> _Brief_
Each record is to be copied exactly as written.

> _The data_
-- Opening Marker --
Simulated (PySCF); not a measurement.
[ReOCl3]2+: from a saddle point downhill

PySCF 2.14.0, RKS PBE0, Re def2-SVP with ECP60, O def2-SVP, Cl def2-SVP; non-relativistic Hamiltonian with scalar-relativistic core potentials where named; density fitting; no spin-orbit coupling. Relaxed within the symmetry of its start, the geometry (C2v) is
-- Closing Marker --

> _Task response_
Simulated (PySCF); not a measurement.
[ReOCl3]2+: from a saddle point downhill

PySCF 2.14.0, RKS PBE0, Re def2-SVP with ECP60, O def2-SVP, Cl def2-SVP; non-relativistic Hamiltonian with scalar-relativistic core potentials where named; density fitting; no spin-orbit coupling. Relaxed within the symmetry of its start, the geometry (C2v) is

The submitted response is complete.